- Opening Delimiter -

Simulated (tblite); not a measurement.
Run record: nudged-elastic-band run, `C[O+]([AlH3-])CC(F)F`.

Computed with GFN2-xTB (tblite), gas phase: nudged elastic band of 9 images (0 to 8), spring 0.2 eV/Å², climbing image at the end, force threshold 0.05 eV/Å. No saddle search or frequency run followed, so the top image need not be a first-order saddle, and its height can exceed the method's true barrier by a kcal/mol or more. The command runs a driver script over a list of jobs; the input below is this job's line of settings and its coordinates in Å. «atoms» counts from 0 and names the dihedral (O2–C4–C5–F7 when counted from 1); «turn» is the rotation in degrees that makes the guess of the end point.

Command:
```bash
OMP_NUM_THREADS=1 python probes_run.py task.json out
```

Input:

- Closing Delimiter -

** WORK ORDER **
Word for word, restate the data above from its first line down to and including the line with "Run record: nudged-elastic-band".

** WRITTEN SOLUTION **
Simulated (tblite); not a measurement.
Run record: nudged-elastic-band run, `C[O+]([AlH3-])CC(F)F`.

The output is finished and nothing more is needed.